**Data under study**:
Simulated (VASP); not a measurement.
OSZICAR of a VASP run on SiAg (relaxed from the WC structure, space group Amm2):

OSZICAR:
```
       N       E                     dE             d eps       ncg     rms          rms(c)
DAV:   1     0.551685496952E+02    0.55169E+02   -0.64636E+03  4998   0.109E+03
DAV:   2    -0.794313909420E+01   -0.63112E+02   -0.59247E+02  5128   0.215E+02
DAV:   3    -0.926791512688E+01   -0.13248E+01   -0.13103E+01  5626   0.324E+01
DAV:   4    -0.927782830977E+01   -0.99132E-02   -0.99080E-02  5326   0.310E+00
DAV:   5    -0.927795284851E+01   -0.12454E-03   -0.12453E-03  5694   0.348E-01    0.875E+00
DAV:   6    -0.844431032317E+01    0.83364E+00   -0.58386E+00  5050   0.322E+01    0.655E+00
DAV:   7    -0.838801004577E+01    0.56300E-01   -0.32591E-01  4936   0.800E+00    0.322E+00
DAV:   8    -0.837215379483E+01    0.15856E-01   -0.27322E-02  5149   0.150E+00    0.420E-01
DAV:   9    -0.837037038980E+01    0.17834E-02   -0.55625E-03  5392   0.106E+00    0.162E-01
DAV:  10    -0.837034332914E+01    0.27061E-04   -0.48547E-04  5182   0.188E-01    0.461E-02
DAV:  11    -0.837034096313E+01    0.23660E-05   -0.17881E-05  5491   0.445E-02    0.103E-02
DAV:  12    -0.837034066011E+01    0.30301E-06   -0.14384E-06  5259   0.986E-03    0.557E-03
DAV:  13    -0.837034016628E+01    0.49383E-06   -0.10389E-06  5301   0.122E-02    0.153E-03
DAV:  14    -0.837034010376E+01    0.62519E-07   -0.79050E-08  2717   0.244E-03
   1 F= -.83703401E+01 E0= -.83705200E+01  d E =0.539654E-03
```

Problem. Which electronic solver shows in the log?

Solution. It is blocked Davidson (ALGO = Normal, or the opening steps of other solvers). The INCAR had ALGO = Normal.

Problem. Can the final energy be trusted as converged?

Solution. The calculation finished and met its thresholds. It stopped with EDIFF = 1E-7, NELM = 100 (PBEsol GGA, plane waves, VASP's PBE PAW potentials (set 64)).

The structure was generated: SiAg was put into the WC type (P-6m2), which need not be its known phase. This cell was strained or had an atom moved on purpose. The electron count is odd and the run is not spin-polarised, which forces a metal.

**Work task**: Your response should hold the lines from the first line of the entries above through the line with "Problem. Which electronic", each retyped exactly, and nothing else.

**Reply**:
Simulated (VASP); not a measurement.
OSZICAR of a VASP run on SiAg (relaxed from the WC structure, space group Amm2):

OSZICAR:
```
       N       E                     dE             d eps       ncg     rms          rms(c)
DAV:   1     0.551685496952E+02    0.55169E+02   -0.64636E+03  4998   0.109E+03
DAV:   2    -0.794313909420E+01   -0.63112E+02   -0.59247E+02  5128   0.215E+02
DAV:   3    -0.926791512688E+01   -0.13248E+01   -0.13103E+01  5626   0.324E+01
DAV:   4    -0.927782830977E+01   -0.99132E-02   -0.99080E-02  5326   0.310E+00
DAV:   5    -0.927795284851E+01   -0.12454E-03   -0.12453E-03  5694   0.348E-01    0.875E+00
DAV:   6    -0.844431032317E+01    0.83364E+00   -0.58386E+00  5050   0.322E+01    0.655E+00
DAV:   7    -0.838801004577E+01    0.56300E-01   -0.32591E-01  4936   0.800E+00    0.322E+00
DAV:   8    -0.837215379483E+01    0.15856E-01   -0.27322E-02  5149   0.150E+00    0.420E-01
DAV:   9    -0.837037038980E+01    0.17834E-02   -0.55625E-03  5392   0.106E+00    0.162E-01
DAV:  10    -0.837034332914E+01    0.27061E-04   -0.48547E-04  5182   0.188E-01    0.461E-02
DAV:  11    -0.837034096313E+01    0.23660E-05   -0.17881E-05  5491   0.445E-02    0.103E-02
DAV:  12    -0.837034066011E+01    0.30301E-06   -0.14384E-06  5259   0.986E-03    0.557E-03
DAV:  13    -0.837034016628E+01    0.49383E-06   -0.10389E-06  5301   0.122E-02    0.153E-03
DAV:  14    -0.837034010376E+01    0.62519E-07   -0.79050E-08  2717   0.244E-03
   1 F= -.83703401E+01 E0= -.83705200E+01  d E =0.539654E-03
```

Problem. Which electronic solver shows in the log?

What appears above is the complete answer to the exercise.